# Work instruction:
The lines to repeat are those below from the one containing "Computed with Ansatz" down to the one containing "The singlet was", both included; reproduce them exactly and nothing else.

# Excerpted records:
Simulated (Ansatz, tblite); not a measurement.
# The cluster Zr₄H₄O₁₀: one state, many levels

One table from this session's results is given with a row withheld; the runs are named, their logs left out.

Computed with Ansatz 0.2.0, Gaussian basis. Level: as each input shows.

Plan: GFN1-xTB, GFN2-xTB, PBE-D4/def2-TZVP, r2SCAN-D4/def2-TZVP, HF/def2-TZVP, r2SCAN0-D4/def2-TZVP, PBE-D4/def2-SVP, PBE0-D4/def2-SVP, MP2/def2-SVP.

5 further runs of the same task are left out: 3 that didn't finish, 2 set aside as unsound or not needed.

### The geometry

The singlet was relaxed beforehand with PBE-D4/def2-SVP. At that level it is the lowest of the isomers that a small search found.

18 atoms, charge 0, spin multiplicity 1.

# Response:
Computed with Ansatz 0.2.0, Gaussian basis. Level: as each input shows.

Plan: GFN1-xTB, GFN2-xTB, PBE-D4/def2-TZVP, r2SCAN-D4/def2-TZVP, HF/def2-TZVP, r2SCAN0-D4/def2-TZVP, PBE-D4/def2-SVP, PBE0-D4/def2-SVP, MP2/def2-SVP.

5 further runs of the same task are left out: 3 that didn't finish, 2 set aside as unsound or not needed.

### The geometry

The singlet was relaxed beforehand with PBE-D4/def2-SVP. At that level it is the lowest of the isomers that a small search found.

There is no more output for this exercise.